BEGIN Given information

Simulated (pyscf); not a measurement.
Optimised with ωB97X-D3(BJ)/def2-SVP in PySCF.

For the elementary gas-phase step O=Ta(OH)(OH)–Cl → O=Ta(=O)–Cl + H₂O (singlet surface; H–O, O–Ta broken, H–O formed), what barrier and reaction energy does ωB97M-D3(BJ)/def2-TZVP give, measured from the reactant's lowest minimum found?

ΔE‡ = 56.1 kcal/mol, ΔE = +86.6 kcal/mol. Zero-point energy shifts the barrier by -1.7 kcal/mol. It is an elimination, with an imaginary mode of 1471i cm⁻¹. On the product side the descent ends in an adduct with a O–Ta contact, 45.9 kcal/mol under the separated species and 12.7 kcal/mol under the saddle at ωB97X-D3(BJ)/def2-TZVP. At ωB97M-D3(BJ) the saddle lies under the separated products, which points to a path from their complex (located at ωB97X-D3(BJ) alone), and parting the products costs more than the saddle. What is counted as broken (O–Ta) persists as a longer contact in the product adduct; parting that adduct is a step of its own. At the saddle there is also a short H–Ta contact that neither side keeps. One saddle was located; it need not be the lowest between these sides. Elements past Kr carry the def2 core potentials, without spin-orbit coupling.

END Given information

Required action
From the opening line of the data above through the line holding "For the elementary", give every line again exactly as it stands.

Expected answer
Simulated (pyscf); not a measurement.
Optimised with ωB97X-D3(BJ)/def2-SVP in PySCF.

For the elementary gas-phase step O=Ta(OH)(OH)–Cl → O=Ta(=O)–Cl + H₂O (singlet surface; H–O, O–Ta broken, H–O formed), what barrier and reaction energy does ωB97M-D3(BJ)/def2-TZVP give, measured from the reactant's lowest minimum found?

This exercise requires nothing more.